_Work task_
The response should be the lines of the data, starting at the first and ending at the one that contains "The compound is", copied without change.

_Extracted records_
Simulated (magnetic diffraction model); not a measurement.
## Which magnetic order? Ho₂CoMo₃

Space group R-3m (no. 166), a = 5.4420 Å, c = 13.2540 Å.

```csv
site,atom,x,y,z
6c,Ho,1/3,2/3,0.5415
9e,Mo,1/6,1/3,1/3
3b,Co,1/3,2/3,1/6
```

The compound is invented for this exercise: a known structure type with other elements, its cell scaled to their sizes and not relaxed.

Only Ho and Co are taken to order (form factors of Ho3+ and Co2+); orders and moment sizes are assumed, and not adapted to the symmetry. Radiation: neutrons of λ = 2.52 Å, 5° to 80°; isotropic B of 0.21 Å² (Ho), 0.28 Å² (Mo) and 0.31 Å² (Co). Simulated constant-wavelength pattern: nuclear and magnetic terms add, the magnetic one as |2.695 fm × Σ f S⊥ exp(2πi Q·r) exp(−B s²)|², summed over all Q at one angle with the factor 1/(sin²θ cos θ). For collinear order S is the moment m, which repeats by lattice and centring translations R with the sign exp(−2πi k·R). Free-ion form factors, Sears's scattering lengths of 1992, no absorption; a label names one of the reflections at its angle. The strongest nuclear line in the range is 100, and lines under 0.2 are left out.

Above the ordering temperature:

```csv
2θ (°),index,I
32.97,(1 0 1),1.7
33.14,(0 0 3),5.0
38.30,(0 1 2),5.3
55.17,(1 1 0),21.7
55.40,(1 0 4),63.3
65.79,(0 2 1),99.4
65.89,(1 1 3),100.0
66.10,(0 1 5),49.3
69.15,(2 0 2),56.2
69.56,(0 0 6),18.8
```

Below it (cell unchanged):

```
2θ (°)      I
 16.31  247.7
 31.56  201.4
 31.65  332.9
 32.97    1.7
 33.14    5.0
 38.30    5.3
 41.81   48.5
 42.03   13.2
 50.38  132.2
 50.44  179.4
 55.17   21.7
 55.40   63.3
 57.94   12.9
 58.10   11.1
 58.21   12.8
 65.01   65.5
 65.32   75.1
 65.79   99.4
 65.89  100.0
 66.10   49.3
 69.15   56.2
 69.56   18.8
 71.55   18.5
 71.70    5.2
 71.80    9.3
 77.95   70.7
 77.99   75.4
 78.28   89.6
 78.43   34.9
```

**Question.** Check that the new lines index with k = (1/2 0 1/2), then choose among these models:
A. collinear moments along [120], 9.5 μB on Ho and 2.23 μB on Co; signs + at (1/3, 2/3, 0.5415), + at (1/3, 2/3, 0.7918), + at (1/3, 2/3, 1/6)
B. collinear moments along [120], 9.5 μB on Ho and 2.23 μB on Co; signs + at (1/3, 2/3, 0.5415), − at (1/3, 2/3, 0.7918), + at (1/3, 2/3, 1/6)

_Worked solution_
Simulated (magnetic diffraction model); not a measurement.
## Which magnetic order? Ho₂CoMo₃

Space group R-3m (no. 166), a = 5.4420 Å, c = 13.2540 Å.

```csv
site,atom,x,y,z
6c,Ho,1/3,2/3,0.5415
9e,Mo,1/6,1/3,1/3
3b,Co,1/3,2/3,1/6
```

The compound is invented for this exercise: a known structure type with other elements, its cell scaled to their sizes and not relaxed.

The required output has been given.